**Work task:**
With the records below as your source, retype each line exactly from the top down to the line that contains "It takes space", and include that line.

**Material provided:**
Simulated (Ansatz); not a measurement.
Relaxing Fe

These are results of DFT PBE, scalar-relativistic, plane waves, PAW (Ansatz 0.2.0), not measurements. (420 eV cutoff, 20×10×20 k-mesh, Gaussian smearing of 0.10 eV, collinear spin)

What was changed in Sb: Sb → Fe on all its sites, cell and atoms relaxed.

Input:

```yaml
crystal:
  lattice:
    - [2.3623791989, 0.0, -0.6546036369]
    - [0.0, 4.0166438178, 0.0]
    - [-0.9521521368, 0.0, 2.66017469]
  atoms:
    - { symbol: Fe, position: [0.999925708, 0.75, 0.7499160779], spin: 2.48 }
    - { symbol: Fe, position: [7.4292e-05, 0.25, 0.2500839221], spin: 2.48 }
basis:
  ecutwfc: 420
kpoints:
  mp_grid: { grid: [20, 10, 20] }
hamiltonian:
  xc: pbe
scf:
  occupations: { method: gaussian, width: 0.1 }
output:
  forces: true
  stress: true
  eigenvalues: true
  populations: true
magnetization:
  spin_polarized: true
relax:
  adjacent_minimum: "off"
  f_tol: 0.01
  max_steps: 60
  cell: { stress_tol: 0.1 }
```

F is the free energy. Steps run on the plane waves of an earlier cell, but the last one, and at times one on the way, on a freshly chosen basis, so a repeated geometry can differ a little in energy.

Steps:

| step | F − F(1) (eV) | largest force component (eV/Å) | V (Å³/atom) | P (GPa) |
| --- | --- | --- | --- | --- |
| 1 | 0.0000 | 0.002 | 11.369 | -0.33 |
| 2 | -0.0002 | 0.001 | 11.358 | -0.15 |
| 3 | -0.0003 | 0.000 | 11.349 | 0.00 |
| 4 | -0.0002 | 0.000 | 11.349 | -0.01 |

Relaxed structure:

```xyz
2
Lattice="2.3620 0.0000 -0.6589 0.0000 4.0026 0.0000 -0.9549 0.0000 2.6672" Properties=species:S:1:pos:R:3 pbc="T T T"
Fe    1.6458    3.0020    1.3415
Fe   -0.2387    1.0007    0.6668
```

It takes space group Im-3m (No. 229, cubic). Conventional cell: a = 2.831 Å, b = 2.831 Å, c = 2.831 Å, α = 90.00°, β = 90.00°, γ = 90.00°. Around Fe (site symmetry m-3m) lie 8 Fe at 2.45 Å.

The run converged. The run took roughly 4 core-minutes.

**Task solution:**
Simulated (Ansatz); not a measurement.
Relaxing Fe

These are results of DFT PBE, scalar-relativistic, plane waves, PAW (Ansatz 0.2.0), not measurements. (420 eV cutoff, 20×10×20 k-mesh, Gaussian smearing of 0.10 eV, collinear spin)

What was changed in Sb: Sb → Fe on all its sites, cell and atoms relaxed.

Input:

```yaml
crystal:
  lattice:
    - [2.3623791989, 0.0, -0.6546036369]
    - [0.0, 4.0166438178, 0.0]
    - [-0.9521521368, 0.0, 2.66017469]
  atoms:
    - { symbol: Fe, position: [0.999925708, 0.75, 0.7499160779], spin: 2.48 }
    - { symbol: Fe, position: [7.4292e-05, 0.25, 0.2500839221], spin: 2.48 }
basis:
  ecutwfc: 420
kpoints:
  mp_grid: { grid: [20, 10, 20] }
hamiltonian:
  xc: pbe
scf:
  occupations: { method: gaussian, width: 0.1 }
output:
  forces: true
  stress: true
  eigenvalues: true
  populations: true
magnetization:
  spin_polarized: true
relax:
  adjacent_minimum: "off"
  f_tol: 0.01
  max_steps: 60
  cell: { stress_tol: 0.1 }
```

F is the free energy. Steps run on the plane waves of an earlier cell, but the last one, and at times one on the way, on a freshly chosen basis, so a repeated geometry can differ a little in energy.

Steps:

| step | F − F(1) (eV) | largest force component (eV/Å) | V (Å³/atom) | P (GPa) |
| --- | --- | --- | --- | --- |
| 1 | 0.0000 | 0.002 | 11.369 | -0.33 |
| 2 | -0.0002 | 0.001 | 11.358 | -0.15 |
| 3 | -0.0003 | 0.000 | 11.349 | 0.00 |
| 4 | -0.0002 | 0.000 | 11.349 | -0.01 |

Relaxed structure:

```xyz
2
Lattice="2.3620 0.0000 -0.6589 0.0000 4.0026 0.0000 -0.9549 0.0000 2.6672" Properties=species:S:1:pos:R:3 pbc="T T T"
Fe    1.6458    3.0020    1.3415
Fe   -0.2387    1.0007    0.6668
```

It takes space group Im-3m (No. 229, cubic). Conventional cell: a = 2.831 Å, b = 2.831 Å, c = 2.831 Å, α = 90.00°, β = 90.00°, γ = 90.00°. Around Fe (site symmetry m-3m) lie 8 Fe at 2.45 Å.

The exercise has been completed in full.